**REQUIREMENT:** Nothing but an exact repetition of the listing should be returned.

**DATA RECORDS:**
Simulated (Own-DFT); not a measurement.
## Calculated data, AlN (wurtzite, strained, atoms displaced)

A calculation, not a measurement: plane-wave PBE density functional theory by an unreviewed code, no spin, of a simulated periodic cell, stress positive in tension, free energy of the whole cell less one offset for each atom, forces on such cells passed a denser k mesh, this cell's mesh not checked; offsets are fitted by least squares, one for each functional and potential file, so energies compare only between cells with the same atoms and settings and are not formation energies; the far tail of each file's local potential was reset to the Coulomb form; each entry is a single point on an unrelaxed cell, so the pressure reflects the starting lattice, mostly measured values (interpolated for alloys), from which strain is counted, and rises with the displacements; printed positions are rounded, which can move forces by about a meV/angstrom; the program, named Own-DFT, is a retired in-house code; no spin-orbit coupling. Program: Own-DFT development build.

**TASK ANSWER:**
Simulated (Own-DFT); not a measurement.
## Calculated data, AlN (wurtzite, strained, atoms displaced)

A calculation, not a measurement: plane-wave PBE density functional theory by an unreviewed code, no spin, of a simulated periodic cell, stress positive in tension, free energy of the whole cell less one offset for each atom, forces on such cells passed a denser k mesh, this cell's mesh not checked; offsets are fitted by least squares, one for each functional and potential file, so energies compare only between cells with the same atoms and settings and are not formation energies; the far tail of each file's local potential was reset to the Coulomb form; each entry is a single point on an unrelaxed cell, so the pressure reflects the starting lattice, mostly measured values (interpolated for alloys), from which strain is counted, and rises with the displacements; printed positions are rounded, which can move forces by about a meV/angstrom; the program, named Own-DFT, is a retired in-house code; no spin-orbit coupling. Program: Own-DFT development build.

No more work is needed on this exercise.